# [Information provided]
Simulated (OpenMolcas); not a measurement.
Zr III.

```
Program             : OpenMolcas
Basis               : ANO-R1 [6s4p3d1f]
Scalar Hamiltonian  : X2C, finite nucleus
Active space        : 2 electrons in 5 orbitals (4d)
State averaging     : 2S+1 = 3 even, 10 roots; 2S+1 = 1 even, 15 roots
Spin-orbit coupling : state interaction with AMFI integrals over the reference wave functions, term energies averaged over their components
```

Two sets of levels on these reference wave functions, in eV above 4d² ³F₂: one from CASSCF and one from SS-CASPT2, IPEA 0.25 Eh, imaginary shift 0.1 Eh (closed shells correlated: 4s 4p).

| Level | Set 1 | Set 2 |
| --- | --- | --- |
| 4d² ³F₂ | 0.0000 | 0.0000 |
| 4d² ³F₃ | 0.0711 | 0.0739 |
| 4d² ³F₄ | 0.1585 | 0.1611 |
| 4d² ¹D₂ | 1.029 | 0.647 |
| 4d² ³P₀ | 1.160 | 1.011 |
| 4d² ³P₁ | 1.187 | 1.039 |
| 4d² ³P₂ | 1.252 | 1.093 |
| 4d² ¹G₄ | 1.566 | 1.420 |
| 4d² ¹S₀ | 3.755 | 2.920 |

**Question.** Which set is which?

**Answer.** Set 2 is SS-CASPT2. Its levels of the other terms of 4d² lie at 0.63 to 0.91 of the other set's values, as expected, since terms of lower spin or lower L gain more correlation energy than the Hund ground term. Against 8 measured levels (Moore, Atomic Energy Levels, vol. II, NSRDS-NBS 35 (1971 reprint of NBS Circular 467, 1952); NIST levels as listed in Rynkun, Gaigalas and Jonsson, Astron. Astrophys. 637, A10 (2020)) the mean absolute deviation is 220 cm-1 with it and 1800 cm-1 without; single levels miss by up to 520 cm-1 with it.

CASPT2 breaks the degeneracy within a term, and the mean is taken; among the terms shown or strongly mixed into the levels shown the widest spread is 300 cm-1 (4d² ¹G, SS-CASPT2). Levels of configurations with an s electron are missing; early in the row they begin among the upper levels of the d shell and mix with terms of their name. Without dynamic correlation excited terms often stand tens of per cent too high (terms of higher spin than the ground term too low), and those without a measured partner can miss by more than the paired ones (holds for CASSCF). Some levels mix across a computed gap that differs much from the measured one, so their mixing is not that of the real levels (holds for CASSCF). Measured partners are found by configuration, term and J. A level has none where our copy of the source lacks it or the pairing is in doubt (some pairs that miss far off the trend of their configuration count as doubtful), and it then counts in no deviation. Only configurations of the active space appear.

# [Brief]
Here the job is to transcribe the lines from the first line of the data through the line containing "cm-1 with it.", inclusive, exactly and with nothing else.

# [Answer box]
Simulated (OpenMolcas); not a measurement.
Zr III.

```
Program             : OpenMolcas
Basis               : ANO-R1 [6s4p3d1f]
Scalar Hamiltonian  : X2C, finite nucleus
Active space        : 2 electrons in 5 orbitals (4d)
State averaging     : 2S+1 = 3 even, 10 roots; 2S+1 = 1 even, 15 roots
Spin-orbit coupling : state interaction with AMFI integrals over the reference wave functions, term energies averaged over their components
```

Two sets of levels on these reference wave functions, in eV above 4d² ³F₂: one from CASSCF and one from SS-CASPT2, IPEA 0.25 Eh, imaginary shift 0.1 Eh (closed shells correlated: 4s 4p).

| Level | Set 1 | Set 2 |
| --- | --- | --- |
| 4d² ³F₂ | 0.0000 | 0.0000 |
| 4d² ³F₃ | 0.0711 | 0.0739 |
| 4d² ³F₄ | 0.1585 | 0.1611 |
| 4d² ¹D₂ | 1.029 | 0.647 |
| 4d² ³P₀ | 1.160 | 1.011 |
| 4d² ³P₁ | 1.187 | 1.039 |
| 4d² ³P₂ | 1.252 | 1.093 |
| 4d² ¹G₄ | 1.566 | 1.420 |
| 4d² ¹S₀ | 3.755 | 2.920 |

**Question.** Which set is which?

**Answer.** Set 2 is SS-CASPT2. Its levels of the other terms of 4d² lie at 0.63 to 0.91 of the other set's values, as expected, since terms of lower spin or lower L gain more correlation energy than the Hund ground term. Against 8 measured levels (Moore, Atomic Energy Levels, vol. II, NSRDS-NBS 35 (1971 reprint of NBS Circular 467, 1952); NIST levels as listed in Rynkun, Gaigalas and Jonsson, Astron. Astrophys. 637, A10 (2020)) the mean absolute deviation is 220 cm-1 with it and 1800 cm-1 without; single levels miss by up to 520 cm-1 with it.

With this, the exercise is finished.